» **WORK ORDER**: Please copy out the entries until you have copied the line that contains "Charge 0, multiplicity", beginning with the first line.

------ DATA FOR ANALYSIS

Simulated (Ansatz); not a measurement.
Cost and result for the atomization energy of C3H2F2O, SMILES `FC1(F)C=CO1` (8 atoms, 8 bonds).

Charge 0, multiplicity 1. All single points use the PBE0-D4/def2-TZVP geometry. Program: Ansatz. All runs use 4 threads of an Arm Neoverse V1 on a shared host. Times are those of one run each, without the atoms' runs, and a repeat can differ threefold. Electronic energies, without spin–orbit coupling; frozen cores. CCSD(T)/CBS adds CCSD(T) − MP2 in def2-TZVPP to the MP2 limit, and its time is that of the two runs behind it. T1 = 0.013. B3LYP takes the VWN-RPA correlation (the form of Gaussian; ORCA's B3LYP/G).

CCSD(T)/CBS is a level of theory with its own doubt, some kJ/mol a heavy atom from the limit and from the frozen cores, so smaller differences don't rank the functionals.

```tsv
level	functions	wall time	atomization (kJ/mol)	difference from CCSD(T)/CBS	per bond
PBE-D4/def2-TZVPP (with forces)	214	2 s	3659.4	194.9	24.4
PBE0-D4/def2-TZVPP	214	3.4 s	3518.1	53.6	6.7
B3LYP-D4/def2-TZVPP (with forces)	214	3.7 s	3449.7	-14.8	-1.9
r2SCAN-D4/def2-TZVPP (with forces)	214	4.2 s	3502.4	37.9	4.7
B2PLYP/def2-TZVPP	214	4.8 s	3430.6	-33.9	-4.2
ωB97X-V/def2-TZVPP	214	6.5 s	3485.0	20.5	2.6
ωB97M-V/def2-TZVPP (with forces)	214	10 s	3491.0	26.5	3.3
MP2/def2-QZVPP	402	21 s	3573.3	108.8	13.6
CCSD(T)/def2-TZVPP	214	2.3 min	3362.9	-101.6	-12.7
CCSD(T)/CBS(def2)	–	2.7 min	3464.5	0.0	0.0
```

------------

» **TASK RESPONSE**:
Simulated (Ansatz); not a measurement.
Cost and result for the atomization energy of C3H2F2O, SMILES `FC1(F)C=CO1` (8 atoms, 8 bonds).

Charge 0, multiplicity 1. All single points use the PBE0-D4/def2-TZVP geometry. Program: Ansatz. All runs use 4 threads of an Arm Neoverse V1 on a shared host. Times are those of one run each, without the atoms' runs, and a repeat can differ threefold. Electronic energies, without spin–orbit coupling; frozen cores. CCSD(T)/CBS adds CCSD(T) − MP2 in def2-TZVPP to the MP2 limit, and its time is that of the two runs behind it. T1 = 0.013. B3LYP takes the VWN-RPA correlation (the form of Gaussian; ORCA's B3LYP/G).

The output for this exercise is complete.